### Action item
Return the entries in their entirety, precisely as given.

── Extracted records ──

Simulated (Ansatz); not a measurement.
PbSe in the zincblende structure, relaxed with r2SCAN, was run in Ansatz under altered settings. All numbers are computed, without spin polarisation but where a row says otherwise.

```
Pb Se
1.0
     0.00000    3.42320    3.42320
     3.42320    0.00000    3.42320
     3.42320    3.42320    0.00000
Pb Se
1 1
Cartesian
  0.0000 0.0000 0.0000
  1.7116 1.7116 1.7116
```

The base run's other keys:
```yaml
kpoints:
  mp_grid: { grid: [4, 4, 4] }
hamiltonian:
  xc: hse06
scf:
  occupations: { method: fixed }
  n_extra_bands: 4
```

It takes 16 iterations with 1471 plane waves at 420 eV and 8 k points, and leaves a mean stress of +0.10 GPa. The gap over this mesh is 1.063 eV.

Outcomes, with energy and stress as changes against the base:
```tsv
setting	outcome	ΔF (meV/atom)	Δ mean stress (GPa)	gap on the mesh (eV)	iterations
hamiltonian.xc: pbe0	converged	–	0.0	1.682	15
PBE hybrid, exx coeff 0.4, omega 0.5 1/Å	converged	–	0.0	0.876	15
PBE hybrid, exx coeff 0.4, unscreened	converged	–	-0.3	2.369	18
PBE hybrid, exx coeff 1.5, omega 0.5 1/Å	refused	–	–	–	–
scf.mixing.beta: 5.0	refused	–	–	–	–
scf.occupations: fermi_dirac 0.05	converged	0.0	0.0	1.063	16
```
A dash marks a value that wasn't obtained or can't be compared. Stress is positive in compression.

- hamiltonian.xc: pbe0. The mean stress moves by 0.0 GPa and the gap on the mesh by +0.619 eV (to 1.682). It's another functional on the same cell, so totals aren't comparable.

───

### Exercise solution
Simulated (Ansatz); not a measurement.
PbSe in the zincblende structure, relaxed with r2SCAN, was run in Ansatz under altered settings. All numbers are computed, without spin polarisation but where a row says otherwise.

```
Pb Se
1.0
     0.00000    3.42320    3.42320
     3.42320    0.00000    3.42320
     3.42320    3.42320    0.00000
Pb Se
1 1
Cartesian
  0.0000 0.0000 0.0000
  1.7116 1.7116 1.7116
```

The base run's other keys:
```yaml
kpoints:
  mp_grid: { grid: [4, 4, 4] }
hamiltonian:
  xc: hse06
scf:
  occupations: { method: fixed }
  n_extra_bands: 4
```

It takes 16 iterations with 1471 plane waves at 420 eV and 8 k points, and leaves a mean stress of +0.10 GPa. The gap over this mesh is 1.063 eV.

Outcomes, with energy and stress as changes against the base:
```tsv
setting	outcome	ΔF (meV/atom)	Δ mean stress (GPa)	gap on the mesh (eV)	iterations
hamiltonian.xc: pbe0	converged	–	0.0	1.682	15
PBE hybrid, exx coeff 0.4, omega 0.5 1/Å	converged	–	0.0	0.876	15
PBE hybrid, exx coeff 0.4, unscreened	converged	–	-0.3	2.369	18
PBE hybrid, exx coeff 1.5, omega 0.5 1/Å	refused	–	–	–	–
scf.mixing.beta: 5.0	refused	–	–	–	–
scf.occupations: fermi_dirac 0.05	converged	0.0	0.0	1.063	16
```
A dash marks a value that wasn't obtained or can't be compared. Stress is positive in compression.

- hamiltonian.xc: pbe0. The mean stress moves by 0.0 GPa and the gap on the mesh by +0.619 eV (to 1.682). It's another functional on the same cell, so totals aren't comparable.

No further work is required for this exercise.